==== INFORMATION GIVEN
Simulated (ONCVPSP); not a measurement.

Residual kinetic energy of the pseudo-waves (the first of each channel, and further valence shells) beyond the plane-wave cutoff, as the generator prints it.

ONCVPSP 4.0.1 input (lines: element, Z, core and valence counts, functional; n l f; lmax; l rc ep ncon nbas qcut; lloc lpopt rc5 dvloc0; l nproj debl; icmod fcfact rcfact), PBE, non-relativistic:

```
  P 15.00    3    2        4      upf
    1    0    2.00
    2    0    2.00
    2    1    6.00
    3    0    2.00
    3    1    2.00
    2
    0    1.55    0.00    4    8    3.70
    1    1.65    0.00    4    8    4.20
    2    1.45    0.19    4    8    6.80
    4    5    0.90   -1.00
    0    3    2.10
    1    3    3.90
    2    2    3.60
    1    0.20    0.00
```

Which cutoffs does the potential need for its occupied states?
========

● WORK TASK
Please output every line shown above exactly.

● WRITTEN ANSWER
Simulated (ONCVPSP); not a measurement.

Residual kinetic energy of the pseudo-waves (the first of each channel, and further valence shells) beyond the plane-wave cutoff, as the generator prints it.

ONCVPSP 4.0.1 input (lines: element, Z, core and valence counts, functional; n l f; lmax; l rc ep ncon nbas qcut; lloc lpopt rc5 dvloc0; l nproj debl; icmod fcfact rcfact), PBE, non-relativistic:

```
  P 15.00    3    2        4      upf
    1    0    2.00
    2    0    2.00
    2    1    6.00
    3    0    2.00
    3    1    2.00
    2
    0    1.55    0.00    4    8    3.70
    1    1.65    0.00    4    8    4.20
    2    1.45    0.19    4    8    6.80
    4    5    0.90   -1.00
    0    3    2.10
    1    3    3.90
    2    2    3.60
    1    0.20    0.00
```

Which cutoffs does the potential need for its occupied states?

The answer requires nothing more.